#### Work item
Reproduce the whole listing, keeping each word unchanged.

==== Entries shown ====

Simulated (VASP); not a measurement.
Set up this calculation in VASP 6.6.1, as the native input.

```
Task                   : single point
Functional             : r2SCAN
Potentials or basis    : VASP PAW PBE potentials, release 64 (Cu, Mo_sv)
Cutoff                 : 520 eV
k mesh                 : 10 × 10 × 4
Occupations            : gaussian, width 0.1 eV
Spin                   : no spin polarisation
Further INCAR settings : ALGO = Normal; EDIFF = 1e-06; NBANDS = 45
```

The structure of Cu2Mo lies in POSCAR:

====

#### Your response
Simulated (VASP); not a measurement.
Set up this calculation in VASP 6.6.1, as the native input.

```
Task                   : single point
Functional             : r2SCAN
Potentials or basis    : VASP PAW PBE potentials, release 64 (Cu, Mo_sv)
Cutoff                 : 520 eV
k mesh                 : 10 × 10 × 4
Occupations            : gaussian, width 0.1 eV
Spin                   : no spin polarisation
Further INCAR settings : ALGO = Normal; EDIFF = 1e-06; NBANDS = 45
```

The structure of Cu2Mo lies in POSCAR:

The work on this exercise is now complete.